Write each entry out again exactly, with nothing omitted.

▶ _Information given_:
*-*-*
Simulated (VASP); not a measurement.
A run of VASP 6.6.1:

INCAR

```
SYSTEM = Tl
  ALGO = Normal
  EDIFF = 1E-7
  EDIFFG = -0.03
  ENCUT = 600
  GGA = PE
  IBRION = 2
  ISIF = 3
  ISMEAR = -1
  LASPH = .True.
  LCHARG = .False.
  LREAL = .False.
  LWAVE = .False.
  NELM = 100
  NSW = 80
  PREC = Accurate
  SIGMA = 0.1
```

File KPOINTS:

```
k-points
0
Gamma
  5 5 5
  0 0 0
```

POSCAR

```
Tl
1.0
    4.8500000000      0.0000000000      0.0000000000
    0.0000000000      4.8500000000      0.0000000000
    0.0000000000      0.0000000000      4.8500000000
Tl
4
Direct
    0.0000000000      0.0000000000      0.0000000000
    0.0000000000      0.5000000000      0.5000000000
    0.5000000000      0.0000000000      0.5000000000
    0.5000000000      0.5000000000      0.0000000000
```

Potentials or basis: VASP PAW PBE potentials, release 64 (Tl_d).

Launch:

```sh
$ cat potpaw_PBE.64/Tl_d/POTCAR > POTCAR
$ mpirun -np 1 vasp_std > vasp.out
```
*-*-*

▶ _Written reply_:
Simulated (VASP); not a measurement.
A run of VASP 6.6.1:

INCAR

```
SYSTEM = Tl
  ALGO = Normal
  EDIFF = 1E-7
  EDIFFG = -0.03
  ENCUT = 600
  GGA = PE
  IBRION = 2
  ISIF = 3
  ISMEAR = -1
  LASPH = .True.
  LCHARG = .False.
  LREAL = .False.
  LWAVE = .False.
  NELM = 100
  NSW = 80
  PREC = Accurate
  SIGMA = 0.1
```

File KPOINTS:

```
k-points
0
Gamma
  5 5 5
  0 0 0
```

POSCAR

```
Tl
1.0
    4.8500000000      0.0000000000      0.0000000000
    0.0000000000      4.8500000000      0.0000000000
    0.0000000000      0.0000000000      4.8500000000
Tl
4
Direct
    0.0000000000      0.0000000000      0.0000000000
    0.0000000000      0.5000000000      0.5000000000
    0.5000000000      0.0000000000      0.5000000000
    0.5000000000      0.5000000000      0.0000000000
```

Potentials or basis: VASP PAW PBE potentials, release 64 (Tl_d).

Launch:

```sh
$ cat potpaw_PBE.64/Tl_d/POTCAR > POTCAR
$ mpirun -np 1 vasp_std > vasp.out
```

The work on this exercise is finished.